> **Source material**
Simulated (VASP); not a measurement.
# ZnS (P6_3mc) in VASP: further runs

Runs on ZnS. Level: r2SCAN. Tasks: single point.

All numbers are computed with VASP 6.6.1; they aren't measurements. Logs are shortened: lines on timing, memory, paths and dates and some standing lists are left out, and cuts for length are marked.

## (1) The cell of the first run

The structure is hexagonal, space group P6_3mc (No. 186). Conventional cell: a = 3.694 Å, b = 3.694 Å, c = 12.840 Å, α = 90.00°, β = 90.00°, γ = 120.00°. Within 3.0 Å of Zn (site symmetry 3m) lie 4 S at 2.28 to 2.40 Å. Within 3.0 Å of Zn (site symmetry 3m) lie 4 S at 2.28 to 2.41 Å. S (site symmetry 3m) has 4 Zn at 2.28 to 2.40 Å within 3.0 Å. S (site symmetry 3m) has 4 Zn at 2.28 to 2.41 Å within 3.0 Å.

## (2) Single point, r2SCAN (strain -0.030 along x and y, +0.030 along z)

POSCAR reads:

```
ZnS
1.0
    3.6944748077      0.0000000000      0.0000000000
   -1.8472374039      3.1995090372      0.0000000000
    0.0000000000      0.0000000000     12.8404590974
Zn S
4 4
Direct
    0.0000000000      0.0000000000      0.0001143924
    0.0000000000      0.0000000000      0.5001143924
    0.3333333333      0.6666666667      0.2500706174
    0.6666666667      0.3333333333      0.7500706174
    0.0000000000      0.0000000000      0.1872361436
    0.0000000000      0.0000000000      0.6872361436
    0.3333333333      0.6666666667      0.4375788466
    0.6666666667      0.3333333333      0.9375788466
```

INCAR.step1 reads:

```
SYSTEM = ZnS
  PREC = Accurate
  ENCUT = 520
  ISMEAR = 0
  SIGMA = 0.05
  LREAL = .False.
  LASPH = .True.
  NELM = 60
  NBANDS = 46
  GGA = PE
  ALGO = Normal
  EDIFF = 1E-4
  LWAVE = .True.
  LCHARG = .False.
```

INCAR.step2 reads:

> **Exercise**
Nothing but an exact copy of the lines from the first one above through the line holding "## (1) The cell of the first run" should be returned.

> **Problem solution**
Simulated (VASP); not a measurement.
# ZnS (P6_3mc) in VASP: further runs

Runs on ZnS. Level: r2SCAN. Tasks: single point.

All numbers are computed with VASP 6.6.1; they aren't measurements. Logs are shortened: lines on timing, memory, paths and dates and some standing lists are left out, and cuts for length are marked.

## (1) The cell of the first run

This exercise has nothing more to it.